** Opening ENTRIES SUPPLIED block **

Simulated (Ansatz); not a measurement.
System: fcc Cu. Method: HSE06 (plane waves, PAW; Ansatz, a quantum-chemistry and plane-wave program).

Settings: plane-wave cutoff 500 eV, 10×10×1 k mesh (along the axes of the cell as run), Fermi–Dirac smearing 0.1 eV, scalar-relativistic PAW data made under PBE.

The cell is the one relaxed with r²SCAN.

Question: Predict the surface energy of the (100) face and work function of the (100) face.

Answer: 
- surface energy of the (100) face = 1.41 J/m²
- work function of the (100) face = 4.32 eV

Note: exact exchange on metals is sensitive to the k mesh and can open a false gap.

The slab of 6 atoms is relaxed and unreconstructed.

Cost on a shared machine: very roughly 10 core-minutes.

** Closing ENTRIES SUPPLIED block **

→ ASSIGNMENT:
From the records above, copy out the line with "Note: exact exchange", the line with "The slab of", and every line between them, word for word.

→ SOLUTION:
Note: exact exchange on metals is sensitive to the k mesh and can open a false gap.

The slab of 6 atoms is relaxed and unreconstructed.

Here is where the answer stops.